Every line of the data must be copied exactly.

▬▬▬

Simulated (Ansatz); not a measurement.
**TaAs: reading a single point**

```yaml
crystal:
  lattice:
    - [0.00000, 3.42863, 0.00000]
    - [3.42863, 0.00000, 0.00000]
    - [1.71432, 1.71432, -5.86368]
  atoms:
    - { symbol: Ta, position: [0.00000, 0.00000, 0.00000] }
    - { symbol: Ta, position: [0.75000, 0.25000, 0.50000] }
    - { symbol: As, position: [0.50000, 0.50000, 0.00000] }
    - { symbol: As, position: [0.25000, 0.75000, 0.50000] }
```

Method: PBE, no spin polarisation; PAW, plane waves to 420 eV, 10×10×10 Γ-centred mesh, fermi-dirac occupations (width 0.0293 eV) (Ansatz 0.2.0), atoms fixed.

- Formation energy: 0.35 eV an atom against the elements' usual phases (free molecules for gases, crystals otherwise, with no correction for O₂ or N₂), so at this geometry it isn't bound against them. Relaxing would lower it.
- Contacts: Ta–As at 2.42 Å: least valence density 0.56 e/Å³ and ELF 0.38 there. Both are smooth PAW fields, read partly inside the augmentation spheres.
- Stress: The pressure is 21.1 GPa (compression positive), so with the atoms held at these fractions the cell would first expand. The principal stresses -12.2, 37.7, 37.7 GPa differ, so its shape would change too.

▬▬▬

▸ WORKED SOLUTION
Simulated (Ansatz); not a measurement.
**TaAs: reading a single point**

```yaml
crystal:
  lattice:
    - [0.00000, 3.42863, 0.00000]
    - [3.42863, 0.00000, 0.00000]
    - [1.71432, 1.71432, -5.86368]
  atoms:
    - { symbol: Ta, position: [0.00000, 0.00000, 0.00000] }
    - { symbol: Ta, position: [0.75000, 0.25000, 0.50000] }
    - { symbol: As, position: [0.50000, 0.50000, 0.00000] }
    - { symbol: As, position: [0.25000, 0.75000, 0.50000] }
```

Method: PBE, no spin polarisation; PAW, plane waves to 420 eV, 10×10×10 Γ-centred mesh, fermi-dirac occupations (width 0.0293 eV) (Ansatz 0.2.0), atoms fixed.

- Formation energy: 0.35 eV an atom against the elements' usual phases (free molecules for gases, crystals otherwise, with no correction for O₂ or N₂), so at this geometry it isn't bound against them. Relaxing would lower it.
- Contacts: Ta–As at 2.42 Å: least valence density 0.56 e/Å³ and ELF 0.38 there. Both are smooth PAW fields, read partly inside the augmentation spheres.
- Stress: The pressure is 21.1 GPa (compression positive), so with the atoms held at these fractions the cell would first expand. The principal stresses -12.2, 37.7, 37.7 GPa differ, so its shape would change too.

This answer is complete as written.